Beginning with the first line, transcribe the entries below exactly through the line containing "Solution. A.", inclusive.

------------------------------

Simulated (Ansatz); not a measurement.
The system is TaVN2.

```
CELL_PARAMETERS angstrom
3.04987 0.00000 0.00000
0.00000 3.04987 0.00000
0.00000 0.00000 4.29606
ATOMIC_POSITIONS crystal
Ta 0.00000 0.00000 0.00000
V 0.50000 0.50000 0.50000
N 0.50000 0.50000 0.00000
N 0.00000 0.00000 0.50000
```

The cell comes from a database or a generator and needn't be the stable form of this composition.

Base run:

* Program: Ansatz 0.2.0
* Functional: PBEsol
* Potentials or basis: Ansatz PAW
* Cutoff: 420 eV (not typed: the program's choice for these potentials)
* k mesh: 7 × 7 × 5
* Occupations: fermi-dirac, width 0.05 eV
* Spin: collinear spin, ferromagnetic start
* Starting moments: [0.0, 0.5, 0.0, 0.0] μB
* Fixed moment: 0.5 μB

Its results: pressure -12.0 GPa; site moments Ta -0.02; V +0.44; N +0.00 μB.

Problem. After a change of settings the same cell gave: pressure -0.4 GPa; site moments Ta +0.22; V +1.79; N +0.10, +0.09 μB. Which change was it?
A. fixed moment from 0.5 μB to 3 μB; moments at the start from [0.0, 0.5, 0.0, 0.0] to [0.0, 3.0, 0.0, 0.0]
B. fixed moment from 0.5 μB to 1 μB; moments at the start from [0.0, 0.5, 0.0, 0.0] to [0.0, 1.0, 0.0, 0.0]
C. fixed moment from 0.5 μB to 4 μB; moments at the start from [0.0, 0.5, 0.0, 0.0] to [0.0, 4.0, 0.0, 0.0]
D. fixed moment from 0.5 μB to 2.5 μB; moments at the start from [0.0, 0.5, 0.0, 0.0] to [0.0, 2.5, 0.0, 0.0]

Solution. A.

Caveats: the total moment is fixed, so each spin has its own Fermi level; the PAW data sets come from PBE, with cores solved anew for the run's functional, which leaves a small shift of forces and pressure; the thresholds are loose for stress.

------------------------------

Your solution:
Simulated (Ansatz); not a measurement.
The system is TaVN2.

```
CELL_PARAMETERS angstrom
3.04987 0.00000 0.00000
0.00000 3.04987 0.00000
0.00000 0.00000 4.29606
ATOMIC_POSITIONS crystal
Ta 0.00000 0.00000 0.00000
V 0.50000 0.50000 0.50000
N 0.50000 0.50000 0.00000
N 0.00000 0.00000 0.50000
```

The cell comes from a database or a generator and needn't be the stable form of this composition.

Base run:

* Program: Ansatz 0.2.0
* Functional: PBEsol
* Potentials or basis: Ansatz PAW
* Cutoff: 420 eV (not typed: the program's choice for these potentials)
* k mesh: 7 × 7 × 5
* Occupations: fermi-dirac, width 0.05 eV
* Spin: collinear spin, ferromagnetic start
* Starting moments: [0.0, 0.5, 0.0, 0.0] μB
* Fixed moment: 0.5 μB

Its results: pressure -12.0 GPa; site moments Ta -0.02; V +0.44; N +0.00 μB.

Problem. After a change of settings the same cell gave: pressure -0.4 GPa; site moments Ta +0.22; V +1.79; N +0.10, +0.09 μB. Which change was it?
A. fixed moment from 0.5 μB to 3 μB; moments at the start from [0.0, 0.5, 0.0, 0.0] to [0.0, 3.0, 0.0, 0.0]
B. fixed moment from 0.5 μB to 1 μB; moments at the start from [0.0, 0.5, 0.0, 0.0] to [0.0, 1.0, 0.0, 0.0]
C. fixed moment from 0.5 μB to 4 μB; moments at the start from [0.0, 0.5, 0.0, 0.0] to [0.0, 4.0, 0.0, 0.0]
D. fixed moment from 0.5 μB to 2.5 μB; moments at the start from [0.0, 0.5, 0.0, 0.0] to [0.0, 2.5, 0.0, 0.0]

Solution. A.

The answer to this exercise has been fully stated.